▸ TASK ITEM: From the first line of the material below to the line containing "(2) 0.31 eV.", repeat every line exactly and add nothing.

(Beginning of EXTRACTED RECORDS)
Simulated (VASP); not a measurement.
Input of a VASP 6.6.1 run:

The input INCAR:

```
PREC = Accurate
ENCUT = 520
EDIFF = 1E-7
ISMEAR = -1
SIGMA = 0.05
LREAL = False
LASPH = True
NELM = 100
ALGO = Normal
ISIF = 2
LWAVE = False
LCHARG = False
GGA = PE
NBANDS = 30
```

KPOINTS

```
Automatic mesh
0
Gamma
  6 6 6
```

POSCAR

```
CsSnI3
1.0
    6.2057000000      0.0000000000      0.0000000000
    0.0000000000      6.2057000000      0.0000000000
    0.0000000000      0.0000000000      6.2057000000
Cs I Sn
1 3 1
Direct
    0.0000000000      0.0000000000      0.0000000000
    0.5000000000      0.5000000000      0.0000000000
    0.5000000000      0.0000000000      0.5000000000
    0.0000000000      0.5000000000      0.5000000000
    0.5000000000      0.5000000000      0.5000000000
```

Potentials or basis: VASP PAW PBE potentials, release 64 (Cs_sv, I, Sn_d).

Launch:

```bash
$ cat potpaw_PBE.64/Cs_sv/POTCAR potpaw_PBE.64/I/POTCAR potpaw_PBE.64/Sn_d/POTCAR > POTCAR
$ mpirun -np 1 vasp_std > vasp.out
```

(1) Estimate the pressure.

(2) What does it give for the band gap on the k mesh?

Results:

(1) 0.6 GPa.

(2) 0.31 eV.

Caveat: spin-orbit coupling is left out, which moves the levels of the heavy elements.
(End of EXTRACTED RECORDS)

▸ YOUR SOLUTION:
Simulated (VASP); not a measurement.
Input of a VASP 6.6.1 run:

The input INCAR:

```
PREC = Accurate
ENCUT = 520
EDIFF = 1E-7
ISMEAR = -1
SIGMA = 0.05
LREAL = False
LASPH = True
NELM = 100
ALGO = Normal
ISIF = 2
LWAVE = False
LCHARG = False
GGA = PE
NBANDS = 30
```

KPOINTS

```
Automatic mesh
0
Gamma
  6 6 6
```

POSCAR

```
CsSnI3
1.0
    6.2057000000      0.0000000000      0.0000000000
    0.0000000000      6.2057000000      0.0000000000
    0.0000000000      0.0000000000      6.2057000000
Cs I Sn
1 3 1
Direct
    0.0000000000      0.0000000000      0.0000000000
    0.5000000000      0.5000000000      0.0000000000
    0.5000000000      0.0000000000      0.5000000000
    0.0000000000      0.5000000000      0.5000000000
    0.5000000000      0.5000000000      0.5000000000
```

Potentials or basis: VASP PAW PBE potentials, release 64 (Cs_sv, I, Sn_d).

Launch:

```bash
$ cat potpaw_PBE.64/Cs_sv/POTCAR potpaw_PBE.64/I/POTCAR potpaw_PBE.64/Sn_d/POTCAR > POTCAR
$ mpirun -np 1 vasp_std > vasp.out
```

(1) Estimate the pressure.

(2) What does it give for the band gap on the k mesh?

Results:

(1) 0.6 GPa.

(2) 0.31 eV.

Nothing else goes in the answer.